WORK TASK →
The answer must consist of every record below, reproduced exactly.

**** DATA FOR ANALYSIS

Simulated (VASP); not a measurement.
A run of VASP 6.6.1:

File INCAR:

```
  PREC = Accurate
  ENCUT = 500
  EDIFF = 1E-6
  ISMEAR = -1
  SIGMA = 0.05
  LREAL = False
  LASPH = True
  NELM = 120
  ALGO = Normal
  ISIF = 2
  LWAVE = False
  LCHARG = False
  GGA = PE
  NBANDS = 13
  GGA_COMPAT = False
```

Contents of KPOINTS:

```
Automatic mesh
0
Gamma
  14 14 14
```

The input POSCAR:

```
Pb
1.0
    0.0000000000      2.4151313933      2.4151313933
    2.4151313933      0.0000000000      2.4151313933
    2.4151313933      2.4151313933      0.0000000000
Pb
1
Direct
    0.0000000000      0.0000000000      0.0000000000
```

********

ANSWER SECTION →
Simulated (VASP); not a measurement.
A run of VASP 6.6.1:

File INCAR:

```
  PREC = Accurate
  ENCUT = 500
  EDIFF = 1E-6
  ISMEAR = -1
  SIGMA = 0.05
  LREAL = False
  LASPH = True
  NELM = 120
  ALGO = Normal
  ISIF = 2
  LWAVE = False
  LCHARG = False
  GGA = PE
  NBANDS = 13
  GGA_COMPAT = False
```

Contents of KPOINTS:

```
Automatic mesh
0
Gamma
  14 14 14
```

The input POSCAR:

```
Pb
1.0
    0.0000000000      2.4151313933      2.4151313933
    2.4151313933      0.0000000000      2.4151313933
    2.4151313933      2.4151313933      0.0000000000
Pb
1
Direct
    0.0000000000      0.0000000000      0.0000000000
```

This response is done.